BRIEF
Return each line exactly as written. Begin with the first line of the entries and end with the line that has "The holes are".

=== Begin Enclosure ===
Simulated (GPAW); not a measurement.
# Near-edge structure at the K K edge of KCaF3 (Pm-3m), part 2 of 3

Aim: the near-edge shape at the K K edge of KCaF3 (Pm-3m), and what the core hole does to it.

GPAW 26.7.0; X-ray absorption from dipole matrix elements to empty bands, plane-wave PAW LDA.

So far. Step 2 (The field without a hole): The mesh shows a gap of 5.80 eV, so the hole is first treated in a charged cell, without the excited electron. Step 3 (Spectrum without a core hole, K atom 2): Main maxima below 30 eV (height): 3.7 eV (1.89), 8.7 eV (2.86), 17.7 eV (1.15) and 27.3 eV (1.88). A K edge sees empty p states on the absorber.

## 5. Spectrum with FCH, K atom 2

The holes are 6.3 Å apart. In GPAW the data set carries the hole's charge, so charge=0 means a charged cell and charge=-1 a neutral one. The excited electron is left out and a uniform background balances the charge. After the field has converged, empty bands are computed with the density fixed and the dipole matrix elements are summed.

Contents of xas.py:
=== End Enclosure ===

REPLY
Simulated (GPAW); not a measurement.
# Near-edge structure at the K K edge of KCaF3 (Pm-3m), part 2 of 3

Aim: the near-edge shape at the K K edge of KCaF3 (Pm-3m), and what the core hole does to it.

GPAW 26.7.0; X-ray absorption from dipole matrix elements to empty bands, plane-wave PAW LDA.

So far. Step 2 (The field without a hole): The mesh shows a gap of 5.80 eV, so the hole is first treated in a charged cell, without the excited electron. Step 3 (Spectrum without a core hole, K atom 2): Main maxima below 30 eV (height): 3.7 eV (1.89), 8.7 eV (2.86), 17.7 eV (1.15) and 27.3 eV (1.88). A K edge sees empty p states on the absorber.

## 5. Spectrum with FCH, K atom 2

The holes are 6.3 Å apart. In GPAW the data set carries the hole's charge, so charge=0 means a charged cell and charge=-1 a neutral one. The excited electron is left out and a uniform background balances the charge. After the field has converged, empty bands are computed with the density fixed and the dipole matrix elements are summed.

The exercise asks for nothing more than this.